- [WORK TASK]
Return the lines exactly as they stand, from the first of the material through the line containing "Computed with NWChem.".

**** RECORDS SHOWN ****

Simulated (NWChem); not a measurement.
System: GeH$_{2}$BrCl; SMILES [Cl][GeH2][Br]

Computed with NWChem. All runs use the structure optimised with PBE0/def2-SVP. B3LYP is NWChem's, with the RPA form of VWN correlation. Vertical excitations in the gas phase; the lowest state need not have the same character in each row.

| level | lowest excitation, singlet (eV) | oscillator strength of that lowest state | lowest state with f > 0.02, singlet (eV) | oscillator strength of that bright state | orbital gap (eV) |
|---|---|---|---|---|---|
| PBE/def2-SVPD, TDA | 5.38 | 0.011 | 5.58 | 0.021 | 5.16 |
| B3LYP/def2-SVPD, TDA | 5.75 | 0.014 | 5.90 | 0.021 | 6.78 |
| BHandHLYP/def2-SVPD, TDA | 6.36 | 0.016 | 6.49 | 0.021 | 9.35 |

****

- [RESPONSE AREA]
Simulated (NWChem); not a measurement.
System: GeH$_{2}$BrCl; SMILES [Cl][GeH2][Br]

Computed with NWChem. All runs use the structure optimised with PBE0/def2-SVP. B3LYP is NWChem's, with the RPA form of VWN correlation. Vertical excitations in the gas phase; the lowest state need not have the same character in each row.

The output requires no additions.